* **ASSIGNMENT**
The answer is to be the full listing, unchanged in every line.

* **DATA SUPPLIED**
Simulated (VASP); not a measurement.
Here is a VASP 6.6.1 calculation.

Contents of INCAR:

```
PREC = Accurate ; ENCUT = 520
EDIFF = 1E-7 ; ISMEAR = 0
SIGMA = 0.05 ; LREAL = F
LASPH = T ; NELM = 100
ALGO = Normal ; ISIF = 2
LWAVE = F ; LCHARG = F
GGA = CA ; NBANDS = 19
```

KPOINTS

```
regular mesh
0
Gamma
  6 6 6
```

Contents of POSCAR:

* **ANSWER SECTION**
Simulated (VASP); not a measurement.
Here is a VASP 6.6.1 calculation.

Contents of INCAR:

```
PREC = Accurate ; ENCUT = 520
EDIFF = 1E-7 ; ISMEAR = 0
SIGMA = 0.05 ; LREAL = F
LASPH = T ; NELM = 100
ALGO = Normal ; ISIF = 2
LWAVE = F ; LCHARG = F
GGA = CA ; NBANDS = 19
```

KPOINTS

```
regular mesh
0
Gamma
  6 6 6
```

Contents of POSCAR:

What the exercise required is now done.